⁂

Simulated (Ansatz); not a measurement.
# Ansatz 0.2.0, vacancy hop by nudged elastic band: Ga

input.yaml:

⁂

Every record shown above should be set down again exactly.

Simulated (Ansatz); not a measurement.
# Ansatz 0.2.0, vacancy hop by nudged elastic band: Ga

input.yaml:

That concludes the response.